______

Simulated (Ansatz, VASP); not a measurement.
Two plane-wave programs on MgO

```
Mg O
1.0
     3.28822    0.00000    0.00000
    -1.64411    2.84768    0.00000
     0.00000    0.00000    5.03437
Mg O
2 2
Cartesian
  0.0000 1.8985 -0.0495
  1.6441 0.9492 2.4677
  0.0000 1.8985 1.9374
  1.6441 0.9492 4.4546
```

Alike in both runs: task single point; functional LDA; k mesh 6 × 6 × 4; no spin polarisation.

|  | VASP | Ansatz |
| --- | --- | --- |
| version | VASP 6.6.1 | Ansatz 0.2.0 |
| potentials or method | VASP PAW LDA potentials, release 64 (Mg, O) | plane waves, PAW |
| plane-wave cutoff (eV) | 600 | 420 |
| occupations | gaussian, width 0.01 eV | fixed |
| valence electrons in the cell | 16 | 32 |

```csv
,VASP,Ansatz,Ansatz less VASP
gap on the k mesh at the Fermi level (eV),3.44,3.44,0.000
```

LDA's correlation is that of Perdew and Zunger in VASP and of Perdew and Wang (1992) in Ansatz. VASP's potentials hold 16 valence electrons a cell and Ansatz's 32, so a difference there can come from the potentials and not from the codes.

______

## Assigned task
An accurate, complete transcription of the records above is needed.

## Solution
Simulated (Ansatz, VASP); not a measurement.
Two plane-wave programs on MgO

```
Mg O
1.0
     3.28822    0.00000    0.00000
    -1.64411    2.84768    0.00000
     0.00000    0.00000    5.03437
Mg O
2 2
Cartesian
  0.0000 1.8985 -0.0495
  1.6441 0.9492 2.4677
  0.0000 1.8985 1.9374
  1.6441 0.9492 4.4546
```

Alike in both runs: task single point; functional LDA; k mesh 6 × 6 × 4; no spin polarisation.

|  | VASP | Ansatz |
| --- | --- | --- |
| version | VASP 6.6.1 | Ansatz 0.2.0 |
| potentials or method | VASP PAW LDA potentials, release 64 (Mg, O) | plane waves, PAW |
| plane-wave cutoff (eV) | 600 | 420 |
| occupations | gaussian, width 0.01 eV | fixed |
| valence electrons in the cell | 16 | 32 |

```csv
,VASP,Ansatz,Ansatz less VASP
gap on the k mesh at the Fermi level (eV),3.44,3.44,0.000
```

LDA's correlation is that of Perdew and Zunger in VASP and of Perdew and Wang (1992) in Ansatz. VASP's potentials hold 16 valence electrons a cell and Ansatz's 32, so a difference there can come from the potentials and not from the codes.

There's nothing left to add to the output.